START Information given

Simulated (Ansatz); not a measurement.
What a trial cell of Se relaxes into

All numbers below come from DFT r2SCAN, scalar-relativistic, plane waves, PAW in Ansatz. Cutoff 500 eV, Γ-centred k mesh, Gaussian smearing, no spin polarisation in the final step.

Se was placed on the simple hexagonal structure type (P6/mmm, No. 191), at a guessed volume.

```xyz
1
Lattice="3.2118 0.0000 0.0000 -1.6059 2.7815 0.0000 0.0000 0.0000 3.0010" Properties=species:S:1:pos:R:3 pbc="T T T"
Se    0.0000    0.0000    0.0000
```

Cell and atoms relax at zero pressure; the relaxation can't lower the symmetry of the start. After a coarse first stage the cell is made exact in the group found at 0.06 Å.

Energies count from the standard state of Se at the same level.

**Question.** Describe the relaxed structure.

END Information given

### Requirement
Retype the entries. Every line must match exactly.

### Exercise output
Simulated (Ansatz); not a measurement.
What a trial cell of Se relaxes into

All numbers below come from DFT r2SCAN, scalar-relativistic, plane waves, PAW in Ansatz. Cutoff 500 eV, Γ-centred k mesh, Gaussian smearing, no spin polarisation in the final step.

Se was placed on the simple hexagonal structure type (P6/mmm, No. 191), at a guessed volume.

```xyz
1
Lattice="3.2118 0.0000 0.0000 -1.6059 2.7815 0.0000 0.0000 0.0000 3.0010" Properties=species:S:1:pos:R:3 pbc="T T T"
Se    0.0000    0.0000    0.0000
```

Cell and atoms relax at zero pressure; the relaxation can't lower the symmetry of the start. After a coarse first stage the cell is made exact in the group found at 0.06 Å.

Energies count from the standard state of Se at the same level.

**Question.** Describe the relaxed structure.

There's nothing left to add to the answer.